| Work request |
Each entry below must be repeated word for word.

^^^^
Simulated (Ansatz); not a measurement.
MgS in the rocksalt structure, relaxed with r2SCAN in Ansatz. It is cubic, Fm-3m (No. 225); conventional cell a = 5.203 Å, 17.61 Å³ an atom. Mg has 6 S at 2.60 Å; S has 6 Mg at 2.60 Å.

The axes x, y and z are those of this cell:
^^^^

| Task output |
Simulated (Ansatz); not a measurement.
MgS in the rocksalt structure, relaxed with r2SCAN in Ansatz. It is cubic, Fm-3m (No. 225); conventional cell a = 5.203 Å, 17.61 Å³ an atom. Mg has 6 S at 2.60 Å; S has 6 Mg at 2.60 Å.

The axes x, y and z are those of this cell:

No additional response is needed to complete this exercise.